**INFORMATION SHOWN**
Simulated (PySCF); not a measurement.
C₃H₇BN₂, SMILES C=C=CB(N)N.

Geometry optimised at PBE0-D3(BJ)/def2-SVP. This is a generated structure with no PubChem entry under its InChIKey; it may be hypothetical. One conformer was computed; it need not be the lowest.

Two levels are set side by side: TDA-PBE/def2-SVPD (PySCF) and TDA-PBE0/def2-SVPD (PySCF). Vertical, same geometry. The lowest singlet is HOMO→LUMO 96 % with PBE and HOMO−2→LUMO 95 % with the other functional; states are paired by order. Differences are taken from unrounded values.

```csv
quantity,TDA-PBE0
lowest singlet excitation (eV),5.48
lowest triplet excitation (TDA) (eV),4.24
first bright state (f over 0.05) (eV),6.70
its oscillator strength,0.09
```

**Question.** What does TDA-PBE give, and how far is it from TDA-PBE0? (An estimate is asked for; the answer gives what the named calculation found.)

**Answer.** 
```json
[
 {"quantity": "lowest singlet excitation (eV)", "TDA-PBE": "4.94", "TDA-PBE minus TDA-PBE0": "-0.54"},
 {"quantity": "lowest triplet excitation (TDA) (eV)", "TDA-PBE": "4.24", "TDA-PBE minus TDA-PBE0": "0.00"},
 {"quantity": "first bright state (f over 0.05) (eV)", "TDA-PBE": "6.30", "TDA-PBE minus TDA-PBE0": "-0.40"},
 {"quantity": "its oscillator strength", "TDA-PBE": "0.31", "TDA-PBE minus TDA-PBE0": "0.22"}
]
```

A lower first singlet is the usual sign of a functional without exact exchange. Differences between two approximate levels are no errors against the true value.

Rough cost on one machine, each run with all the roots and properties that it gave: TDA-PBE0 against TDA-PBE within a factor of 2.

**WORK REQUEST**
Search the listing above for the lines with "C₃H₇BN₂, SMILES C=C=CB(N)N." and "A lower first", then output those lines and all lines between them exactly.

**EXERCISE SOLUTION**
C₃H₇BN₂, SMILES C=C=CB(N)N.

Geometry optimised at PBE0-D3(BJ)/def2-SVP. This is a generated structure with no PubChem entry under its InChIKey; it may be hypothetical. One conformer was computed; it need not be the lowest.

Two levels are set side by side: TDA-PBE/def2-SVPD (PySCF) and TDA-PBE0/def2-SVPD (PySCF). Vertical, same geometry. The lowest singlet is HOMO→LUMO 96 % with PBE and HOMO−2→LUMO 95 % with the other functional; states are paired by order. Differences are taken from unrounded values.

```csv
quantity,TDA-PBE0
lowest singlet excitation (eV),5.48
lowest triplet excitation (TDA) (eV),4.24
first bright state (f over 0.05) (eV),6.70
its oscillator strength,0.09
```

**Question.** What does TDA-PBE give, and how far is it from TDA-PBE0? (An estimate is asked for; the answer gives what the named calculation found.)

**Answer.** 
```json
[
 {"quantity": "lowest singlet excitation (eV)", "TDA-PBE": "4.94", "TDA-PBE minus TDA-PBE0": "-0.54"},
 {"quantity": "lowest triplet excitation (TDA) (eV)", "TDA-PBE": "4.24", "TDA-PBE minus TDA-PBE0": "0.00"},
 {"quantity": "first bright state (f over 0.05) (eV)", "TDA-PBE": "6.30", "TDA-PBE minus TDA-PBE0": "-0.40"},
 {"quantity": "its oscillator strength", "TDA-PBE": "0.31", "TDA-PBE minus TDA-PBE0": "0.22"}
]
```

A lower first singlet is the usual sign of a functional without exact exchange. Differences between two approximate levels are no errors against the true value.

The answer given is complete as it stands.